* _TASK ITEM_
Return the entries exactly as they appear.

◆ ◆ ◆

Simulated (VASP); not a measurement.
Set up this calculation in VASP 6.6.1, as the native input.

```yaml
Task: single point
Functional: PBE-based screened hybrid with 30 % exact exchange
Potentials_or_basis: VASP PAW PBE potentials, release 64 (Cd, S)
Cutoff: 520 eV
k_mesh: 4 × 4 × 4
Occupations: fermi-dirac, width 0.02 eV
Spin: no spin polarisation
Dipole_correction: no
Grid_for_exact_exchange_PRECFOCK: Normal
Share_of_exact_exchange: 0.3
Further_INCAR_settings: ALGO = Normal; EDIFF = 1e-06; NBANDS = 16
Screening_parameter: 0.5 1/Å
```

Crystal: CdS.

◆ ◆ ◆

* _RESPONSE AREA_
Simulated (VASP); not a measurement.
Set up this calculation in VASP 6.6.1, as the native input.

```yaml
Task: single point
Functional: PBE-based screened hybrid with 30 % exact exchange
Potentials_or_basis: VASP PAW PBE potentials, release 64 (Cd, S)
Cutoff: 520 eV
k_mesh: 4 × 4 × 4
Occupations: fermi-dirac, width 0.02 eV
Spin: no spin polarisation
Dipole_correction: no
Grid_for_exact_exchange_PRECFOCK: Normal
Share_of_exact_exchange: 0.3
Further_INCAR_settings: ALGO = Normal; EDIFF = 1e-06; NBANDS = 16
Screening_parameter: 0.5 1/Å
```

Crystal: CdS.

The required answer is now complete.